▼

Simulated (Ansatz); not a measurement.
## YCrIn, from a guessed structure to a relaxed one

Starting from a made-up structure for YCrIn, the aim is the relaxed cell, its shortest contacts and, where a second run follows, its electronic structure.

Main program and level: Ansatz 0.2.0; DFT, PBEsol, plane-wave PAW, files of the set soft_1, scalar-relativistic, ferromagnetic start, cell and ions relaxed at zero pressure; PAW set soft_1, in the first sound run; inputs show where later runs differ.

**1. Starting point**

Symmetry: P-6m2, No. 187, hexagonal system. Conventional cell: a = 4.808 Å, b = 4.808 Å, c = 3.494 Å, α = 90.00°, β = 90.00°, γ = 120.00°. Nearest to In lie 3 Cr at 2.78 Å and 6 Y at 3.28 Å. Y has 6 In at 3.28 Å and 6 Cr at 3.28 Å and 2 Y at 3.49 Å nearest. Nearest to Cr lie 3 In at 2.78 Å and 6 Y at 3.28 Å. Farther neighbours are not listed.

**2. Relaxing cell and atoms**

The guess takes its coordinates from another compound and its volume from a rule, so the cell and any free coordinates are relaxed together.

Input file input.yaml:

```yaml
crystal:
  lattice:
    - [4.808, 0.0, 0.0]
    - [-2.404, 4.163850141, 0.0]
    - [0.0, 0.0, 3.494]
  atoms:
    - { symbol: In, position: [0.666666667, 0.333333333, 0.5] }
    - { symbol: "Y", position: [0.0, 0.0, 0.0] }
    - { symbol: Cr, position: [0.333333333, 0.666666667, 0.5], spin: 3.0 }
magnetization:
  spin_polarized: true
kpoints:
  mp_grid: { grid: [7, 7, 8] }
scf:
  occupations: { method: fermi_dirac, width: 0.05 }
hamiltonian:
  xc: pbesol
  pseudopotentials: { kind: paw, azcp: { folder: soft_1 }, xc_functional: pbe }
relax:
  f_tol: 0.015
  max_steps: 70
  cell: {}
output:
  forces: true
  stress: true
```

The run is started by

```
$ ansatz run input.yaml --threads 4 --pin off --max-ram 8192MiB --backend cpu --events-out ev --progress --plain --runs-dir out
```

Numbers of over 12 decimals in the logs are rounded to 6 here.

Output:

▲

Look back at the entries above and repeat, unchanged, every line from the line holding "The run is started by" through the line holding "Numbers of over".

The run is started by

```
$ ansatz run input.yaml --threads 4 --pin off --max-ram 8192MiB --backend cpu --events-out ev --progress --plain --runs-dir out
```

Numbers of over 12 decimals in the logs are rounded to 6 here.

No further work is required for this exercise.